▶ [Brief]:
In the material below, transcribe every line from the first through the line holding "POTCAR, in this", exactly, and stop after that line.

────────

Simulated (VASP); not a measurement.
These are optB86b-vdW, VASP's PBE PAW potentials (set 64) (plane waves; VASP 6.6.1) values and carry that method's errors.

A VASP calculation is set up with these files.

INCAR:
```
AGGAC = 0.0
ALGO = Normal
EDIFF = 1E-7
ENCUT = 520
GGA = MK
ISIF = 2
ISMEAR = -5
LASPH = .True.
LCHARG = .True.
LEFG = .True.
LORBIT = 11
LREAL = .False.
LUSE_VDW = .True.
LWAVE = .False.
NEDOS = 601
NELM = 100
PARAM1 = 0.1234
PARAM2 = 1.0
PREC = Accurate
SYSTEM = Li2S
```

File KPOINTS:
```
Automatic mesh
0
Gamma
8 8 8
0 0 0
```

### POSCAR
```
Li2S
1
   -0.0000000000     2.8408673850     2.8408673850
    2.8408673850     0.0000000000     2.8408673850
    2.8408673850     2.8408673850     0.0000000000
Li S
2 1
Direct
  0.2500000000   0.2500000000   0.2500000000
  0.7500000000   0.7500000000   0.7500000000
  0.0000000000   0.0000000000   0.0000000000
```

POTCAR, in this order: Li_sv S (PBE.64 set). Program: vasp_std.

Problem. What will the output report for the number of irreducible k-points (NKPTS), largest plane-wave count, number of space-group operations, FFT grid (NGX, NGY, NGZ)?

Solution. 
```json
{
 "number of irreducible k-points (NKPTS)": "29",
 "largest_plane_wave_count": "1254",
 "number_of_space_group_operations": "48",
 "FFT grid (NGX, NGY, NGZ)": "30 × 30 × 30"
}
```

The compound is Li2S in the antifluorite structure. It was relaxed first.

────────

▶ [Response]:
Simulated (VASP); not a measurement.
These are optB86b-vdW, VASP's PBE PAW potentials (set 64) (plane waves; VASP 6.6.1) values and carry that method's errors.

A VASP calculation is set up with these files.

INCAR:
```
AGGAC = 0.0
ALGO = Normal
EDIFF = 1E-7
ENCUT = 520
GGA = MK
ISIF = 2
ISMEAR = -5
LASPH = .True.
LCHARG = .True.
LEFG = .True.
LORBIT = 11
LREAL = .False.
LUSE_VDW = .True.
LWAVE = .False.
NEDOS = 601
NELM = 100
PARAM1 = 0.1234
PARAM2 = 1.0
PREC = Accurate
SYSTEM = Li2S
```

File KPOINTS:
```
Automatic mesh
0
Gamma
8 8 8
0 0 0
```

### POSCAR
```
Li2S
1
   -0.0000000000     2.8408673850     2.8408673850
    2.8408673850     0.0000000000     2.8408673850
    2.8408673850     2.8408673850     0.0000000000
Li S
2 1
Direct
  0.2500000000   0.2500000000   0.2500000000
  0.7500000000   0.7500000000   0.7500000000
  0.0000000000   0.0000000000   0.0000000000
```

POTCAR, in this order: Li_sv S (PBE.64 set). Program: vasp_std.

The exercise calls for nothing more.